_Supplied data_
BEGIN

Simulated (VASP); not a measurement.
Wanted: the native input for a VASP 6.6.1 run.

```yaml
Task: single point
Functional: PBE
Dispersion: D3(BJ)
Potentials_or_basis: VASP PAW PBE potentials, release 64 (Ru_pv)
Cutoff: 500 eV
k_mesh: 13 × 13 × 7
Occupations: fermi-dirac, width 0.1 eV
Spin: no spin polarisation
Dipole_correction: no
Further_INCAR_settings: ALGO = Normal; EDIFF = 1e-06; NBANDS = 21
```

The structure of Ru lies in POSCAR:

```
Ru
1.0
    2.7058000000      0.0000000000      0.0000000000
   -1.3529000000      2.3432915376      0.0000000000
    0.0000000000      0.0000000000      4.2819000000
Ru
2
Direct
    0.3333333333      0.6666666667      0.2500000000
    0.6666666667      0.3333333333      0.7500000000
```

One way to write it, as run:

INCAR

END

_Assigned task_
Every line of the listing needs to be written out exactly.

_Problem solution_
Simulated (VASP); not a measurement.
Wanted: the native input for a VASP 6.6.1 run.

```yaml
Task: single point
Functional: PBE
Dispersion: D3(BJ)
Potentials_or_basis: VASP PAW PBE potentials, release 64 (Ru_pv)
Cutoff: 500 eV
k_mesh: 13 × 13 × 7
Occupations: fermi-dirac, width 0.1 eV
Spin: no spin polarisation
Dipole_correction: no
Further_INCAR_settings: ALGO = Normal; EDIFF = 1e-06; NBANDS = 21
```

The structure of Ru lies in POSCAR:

```
Ru
1.0
    2.7058000000      0.0000000000      0.0000000000
   -1.3529000000      2.3432915376      0.0000000000
    0.0000000000      0.0000000000      4.2819000000
Ru
2
Direct
    0.3333333333      0.6666666667      0.2500000000
    0.6666666667      0.3333333333      0.7500000000
```

One way to write it, as run:

INCAR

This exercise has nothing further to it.